Assigned task:
Beginning at the top of the listing, repeat each line exactly until the line with "Question: Order these" has been repeated too.

____ Supplied records

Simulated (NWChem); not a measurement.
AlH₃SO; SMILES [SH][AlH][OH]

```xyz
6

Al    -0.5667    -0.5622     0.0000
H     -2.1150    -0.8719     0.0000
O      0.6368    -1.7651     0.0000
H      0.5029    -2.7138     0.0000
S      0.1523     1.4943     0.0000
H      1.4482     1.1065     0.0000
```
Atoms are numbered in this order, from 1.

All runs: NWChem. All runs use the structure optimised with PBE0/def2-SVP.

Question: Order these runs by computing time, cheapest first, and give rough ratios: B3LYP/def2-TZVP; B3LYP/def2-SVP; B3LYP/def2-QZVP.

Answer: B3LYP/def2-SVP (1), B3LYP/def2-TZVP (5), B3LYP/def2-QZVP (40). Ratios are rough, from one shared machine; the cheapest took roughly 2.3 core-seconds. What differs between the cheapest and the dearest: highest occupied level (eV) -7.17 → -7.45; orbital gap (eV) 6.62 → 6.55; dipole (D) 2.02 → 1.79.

________

Task answer:
Simulated (NWChem); not a measurement.
AlH₃SO; SMILES [SH][AlH][OH]

```xyz
6

Al    -0.5667    -0.5622     0.0000
H     -2.1150    -0.8719     0.0000
O      0.6368    -1.7651     0.0000
H      0.5029    -2.7138     0.0000
S      0.1523     1.4943     0.0000
H      1.4482     1.1065     0.0000
```
Atoms are numbered in this order, from 1.

All runs: NWChem. All runs use the structure optimised with PBE0/def2-SVP.

Question: Order these runs by computing time, cheapest first, and give rough ratios: B3LYP/def2-TZVP; B3LYP/def2-SVP; B3LYP/def2-QZVP.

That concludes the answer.